> REQUIREMENT
Copy out, unchanged, every line from the start of the records to the line that contains "GaP (zincblende, atoms", and stop there.

[RECORD EXCERPTS — start]

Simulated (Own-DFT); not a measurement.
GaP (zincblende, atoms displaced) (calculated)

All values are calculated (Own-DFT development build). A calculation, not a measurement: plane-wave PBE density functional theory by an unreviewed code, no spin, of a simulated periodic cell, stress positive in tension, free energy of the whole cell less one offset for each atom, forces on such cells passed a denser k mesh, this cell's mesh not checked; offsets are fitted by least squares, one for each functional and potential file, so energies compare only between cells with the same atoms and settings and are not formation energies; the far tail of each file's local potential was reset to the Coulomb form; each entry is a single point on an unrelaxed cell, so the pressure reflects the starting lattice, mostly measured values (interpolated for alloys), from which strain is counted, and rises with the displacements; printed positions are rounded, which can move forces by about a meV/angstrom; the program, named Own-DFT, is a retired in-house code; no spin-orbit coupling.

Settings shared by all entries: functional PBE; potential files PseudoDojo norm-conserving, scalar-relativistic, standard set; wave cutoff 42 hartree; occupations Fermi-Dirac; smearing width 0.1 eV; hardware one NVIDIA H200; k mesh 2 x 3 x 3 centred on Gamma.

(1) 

[RECORD EXCERPTS — finish]

> WORKED SOLUTION
Simulated (Own-DFT); not a measurement.
GaP (zincblende, atoms displaced) (calculated)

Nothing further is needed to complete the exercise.